§ **Assignment**
Up to and including the line with "The pressure is", return every line from the start of the entries below exactly.

§ **Information shown**
Content starts

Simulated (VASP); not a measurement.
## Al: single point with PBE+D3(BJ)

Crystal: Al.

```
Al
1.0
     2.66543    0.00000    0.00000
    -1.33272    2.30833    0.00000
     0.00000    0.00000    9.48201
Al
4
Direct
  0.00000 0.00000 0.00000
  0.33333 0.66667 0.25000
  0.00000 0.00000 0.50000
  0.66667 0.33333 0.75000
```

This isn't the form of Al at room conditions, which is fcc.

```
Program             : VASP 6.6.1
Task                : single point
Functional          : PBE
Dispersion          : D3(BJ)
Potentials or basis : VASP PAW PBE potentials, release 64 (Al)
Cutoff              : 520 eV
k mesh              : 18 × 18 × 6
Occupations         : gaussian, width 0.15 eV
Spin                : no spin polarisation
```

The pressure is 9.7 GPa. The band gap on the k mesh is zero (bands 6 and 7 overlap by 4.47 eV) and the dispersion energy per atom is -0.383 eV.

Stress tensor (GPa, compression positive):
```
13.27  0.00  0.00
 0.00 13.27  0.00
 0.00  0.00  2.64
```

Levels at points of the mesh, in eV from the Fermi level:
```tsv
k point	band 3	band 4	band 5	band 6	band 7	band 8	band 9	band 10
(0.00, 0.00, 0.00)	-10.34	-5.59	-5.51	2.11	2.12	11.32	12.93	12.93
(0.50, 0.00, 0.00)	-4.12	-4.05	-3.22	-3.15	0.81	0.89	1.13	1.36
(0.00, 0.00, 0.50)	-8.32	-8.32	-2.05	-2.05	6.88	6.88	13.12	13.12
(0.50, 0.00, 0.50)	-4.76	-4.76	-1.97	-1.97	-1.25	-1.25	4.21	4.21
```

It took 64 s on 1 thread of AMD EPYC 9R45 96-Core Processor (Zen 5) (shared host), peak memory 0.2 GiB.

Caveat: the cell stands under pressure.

Content ends

§ **Written solution**
Simulated (VASP); not a measurement.
## Al: single point with PBE+D3(BJ)

Crystal: Al.

```
Al
1.0
     2.66543    0.00000    0.00000
    -1.33272    2.30833    0.00000
     0.00000    0.00000    9.48201
Al
4
Direct
  0.00000 0.00000 0.00000
  0.33333 0.66667 0.25000
  0.00000 0.00000 0.50000
  0.66667 0.33333 0.75000
```

This isn't the form of Al at room conditions, which is fcc.

```
Program             : VASP 6.6.1
Task                : single point
Functional          : PBE
Dispersion          : D3(BJ)
Potentials or basis : VASP PAW PBE potentials, release 64 (Al)
Cutoff              : 520 eV
k mesh              : 18 × 18 × 6
Occupations         : gaussian, width 0.15 eV
Spin                : no spin polarisation
```

The pressure is 9.7 GPa. The band gap on the k mesh is zero (bands 6 and 7 overlap by 4.47 eV) and the dispersion energy per atom is -0.383 eV.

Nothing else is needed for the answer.